**ASSIGNED TASK**
The entries below are to be repeated verbatim, in full.

**STUDY MATERIAL**
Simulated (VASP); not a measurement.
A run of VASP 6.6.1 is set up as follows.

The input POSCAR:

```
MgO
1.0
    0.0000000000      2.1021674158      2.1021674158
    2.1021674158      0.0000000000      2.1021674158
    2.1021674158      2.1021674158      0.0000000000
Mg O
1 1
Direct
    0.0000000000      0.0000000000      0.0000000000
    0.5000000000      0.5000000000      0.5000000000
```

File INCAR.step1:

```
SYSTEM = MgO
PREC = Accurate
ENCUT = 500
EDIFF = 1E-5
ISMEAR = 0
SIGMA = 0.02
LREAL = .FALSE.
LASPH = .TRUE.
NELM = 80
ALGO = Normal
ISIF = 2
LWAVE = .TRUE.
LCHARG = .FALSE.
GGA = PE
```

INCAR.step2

**RESPONSE**
Simulated (VASP); not a measurement.
A run of VASP 6.6.1 is set up as follows.

The input POSCAR:

```
MgO
1.0
    0.0000000000      2.1021674158      2.1021674158
    2.1021674158      0.0000000000      2.1021674158
    2.1021674158      2.1021674158      0.0000000000
Mg O
1 1
Direct
    0.0000000000      0.0000000000      0.0000000000
    0.5000000000      0.5000000000      0.5000000000
```

File INCAR.step1:

```
SYSTEM = MgO
PREC = Accurate
ENCUT = 500
EDIFF = 1E-5
ISMEAR = 0
SIGMA = 0.02
LREAL = .FALSE.
LASPH = .TRUE.
NELM = 80
ALGO = Normal
ISIF = 2
LWAVE = .TRUE.
LCHARG = .FALSE.
GGA = PE
```

INCAR.step2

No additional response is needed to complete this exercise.